Start of RECORDED INFORMATION

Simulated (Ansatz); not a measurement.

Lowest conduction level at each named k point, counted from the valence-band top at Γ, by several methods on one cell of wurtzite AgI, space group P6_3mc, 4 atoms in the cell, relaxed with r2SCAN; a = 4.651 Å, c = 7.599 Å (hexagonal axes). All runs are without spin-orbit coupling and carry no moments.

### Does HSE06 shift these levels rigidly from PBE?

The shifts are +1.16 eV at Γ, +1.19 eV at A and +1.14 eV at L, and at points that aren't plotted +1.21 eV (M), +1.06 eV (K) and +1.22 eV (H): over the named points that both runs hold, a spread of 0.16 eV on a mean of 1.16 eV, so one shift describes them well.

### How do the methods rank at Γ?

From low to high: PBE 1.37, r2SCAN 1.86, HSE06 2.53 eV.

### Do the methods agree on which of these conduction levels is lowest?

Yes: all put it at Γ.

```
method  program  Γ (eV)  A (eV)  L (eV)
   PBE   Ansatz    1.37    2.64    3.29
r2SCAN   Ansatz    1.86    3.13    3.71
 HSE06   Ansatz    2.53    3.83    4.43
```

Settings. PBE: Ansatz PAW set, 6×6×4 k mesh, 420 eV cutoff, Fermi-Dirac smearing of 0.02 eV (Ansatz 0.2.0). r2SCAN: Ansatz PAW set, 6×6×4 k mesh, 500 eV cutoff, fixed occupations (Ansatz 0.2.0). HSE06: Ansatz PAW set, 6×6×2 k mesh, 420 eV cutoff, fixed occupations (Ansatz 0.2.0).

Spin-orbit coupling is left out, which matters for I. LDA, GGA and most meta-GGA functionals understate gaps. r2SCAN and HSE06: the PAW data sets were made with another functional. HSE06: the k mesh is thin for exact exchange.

End of RECORDED INFORMATION

### [TASK ITEM]
Which lines run from the first of the listing to the line containing "Settings. PBE: Ansatz"? Reproduce those exactly, both ends included.

### [RESPONSE BOX]
Simulated (Ansatz); not a measurement.

Lowest conduction level at each named k point, counted from the valence-band top at Γ, by several methods on one cell of wurtzite AgI, space group P6_3mc, 4 atoms in the cell, relaxed with r2SCAN; a = 4.651 Å, c = 7.599 Å (hexagonal axes). All runs are without spin-orbit coupling and carry no moments.

### Does HSE06 shift these levels rigidly from PBE?

The shifts are +1.16 eV at Γ, +1.19 eV at A and +1.14 eV at L, and at points that aren't plotted +1.21 eV (M), +1.06 eV (K) and +1.22 eV (H): over the named points that both runs hold, a spread of 0.16 eV on a mean of 1.16 eV, so one shift describes them well.

### How do the methods rank at Γ?

From low to high: PBE 1.37, r2SCAN 1.86, HSE06 2.53 eV.

### Do the methods agree on which of these conduction levels is lowest?

Yes: all put it at Γ.

```
method  program  Γ (eV)  A (eV)  L (eV)
   PBE   Ansatz    1.37    2.64    3.29
r2SCAN   Ansatz    1.86    3.13    3.71
 HSE06   Ansatz    2.53    3.83    4.43
```

Settings. PBE: Ansatz PAW set, 6×6×4 k mesh, 420 eV cutoff, Fermi-Dirac smearing of 0.02 eV (Ansatz 0.2.0). r2SCAN: Ansatz PAW set, 6×6×4 k mesh, 500 eV cutoff, fixed occupations (Ansatz 0.2.0). HSE06: Ansatz PAW set, 6×6×2 k mesh, 420 eV cutoff, fixed occupations (Ansatz 0.2.0).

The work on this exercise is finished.